--------------------------------------------------

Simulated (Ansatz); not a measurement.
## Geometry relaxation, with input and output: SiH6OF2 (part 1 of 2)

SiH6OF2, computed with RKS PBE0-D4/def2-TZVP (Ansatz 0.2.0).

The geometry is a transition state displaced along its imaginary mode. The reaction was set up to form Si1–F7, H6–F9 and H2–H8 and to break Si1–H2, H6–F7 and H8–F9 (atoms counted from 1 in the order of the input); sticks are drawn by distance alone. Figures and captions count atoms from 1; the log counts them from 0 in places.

--------------------------------------------------

• Action item:
The response should contain each record above, retyped exactly.

• Exercise result:
Simulated (Ansatz); not a measurement.
## Geometry relaxation, with input and output: SiH6OF2 (part 1 of 2)

SiH6OF2, computed with RKS PBE0-D4/def2-TZVP (Ansatz 0.2.0).

The geometry is a transition state displaced along its imaginary mode. The reaction was set up to form Si1–F7, H6–F9 and H2–H8 and to break Si1–H2, H6–F7 and H8–F9 (atoms counted from 1 in the order of the input); sticks are drawn by distance alone. Figures and captions count atoms from 1; the log counts them from 0 in places.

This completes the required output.